**Information**
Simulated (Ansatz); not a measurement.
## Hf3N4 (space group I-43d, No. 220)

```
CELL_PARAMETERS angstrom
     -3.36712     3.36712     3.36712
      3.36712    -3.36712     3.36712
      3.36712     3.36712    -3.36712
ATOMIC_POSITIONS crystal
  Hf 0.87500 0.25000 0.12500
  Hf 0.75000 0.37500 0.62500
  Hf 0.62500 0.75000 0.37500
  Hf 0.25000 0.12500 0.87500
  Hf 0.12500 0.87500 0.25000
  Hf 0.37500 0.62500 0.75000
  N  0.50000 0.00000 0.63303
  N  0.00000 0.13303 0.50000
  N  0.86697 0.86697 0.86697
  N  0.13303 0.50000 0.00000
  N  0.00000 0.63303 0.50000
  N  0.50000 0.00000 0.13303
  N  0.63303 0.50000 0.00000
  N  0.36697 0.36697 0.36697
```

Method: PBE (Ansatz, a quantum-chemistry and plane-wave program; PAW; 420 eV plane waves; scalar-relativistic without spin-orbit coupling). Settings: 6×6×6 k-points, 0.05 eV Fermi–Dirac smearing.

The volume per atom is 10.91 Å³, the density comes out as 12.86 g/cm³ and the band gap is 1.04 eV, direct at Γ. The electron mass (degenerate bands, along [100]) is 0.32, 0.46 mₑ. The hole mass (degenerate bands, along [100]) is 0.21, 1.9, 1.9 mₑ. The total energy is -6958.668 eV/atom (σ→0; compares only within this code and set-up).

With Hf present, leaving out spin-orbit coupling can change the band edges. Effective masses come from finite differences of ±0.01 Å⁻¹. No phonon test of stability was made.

**Work request**
Set down, exactly as written, each line of the data from its opening line through the one containing "Method: PBE (Ansatz, a". Output nothing more.

**Worked solution**
Simulated (Ansatz); not a measurement.
## Hf3N4 (space group I-43d, No. 220)

```
CELL_PARAMETERS angstrom
     -3.36712     3.36712     3.36712
      3.36712    -3.36712     3.36712
      3.36712     3.36712    -3.36712
ATOMIC_POSITIONS crystal
  Hf 0.87500 0.25000 0.12500
  Hf 0.75000 0.37500 0.62500
  Hf 0.62500 0.75000 0.37500
  Hf 0.25000 0.12500 0.87500
  Hf 0.12500 0.87500 0.25000
  Hf 0.37500 0.62500 0.75000
  N  0.50000 0.00000 0.63303
  N  0.00000 0.13303 0.50000
  N  0.86697 0.86697 0.86697
  N  0.13303 0.50000 0.00000
  N  0.00000 0.63303 0.50000
  N  0.50000 0.00000 0.13303
  N  0.63303 0.50000 0.00000
  N  0.36697 0.36697 0.36697
```

Method: PBE (Ansatz, a quantum-chemistry and plane-wave program; PAW; 420 eV plane waves; scalar-relativistic without spin-orbit coupling). Settings: 6×6×6 k-points, 0.05 eV Fermi–Dirac smearing.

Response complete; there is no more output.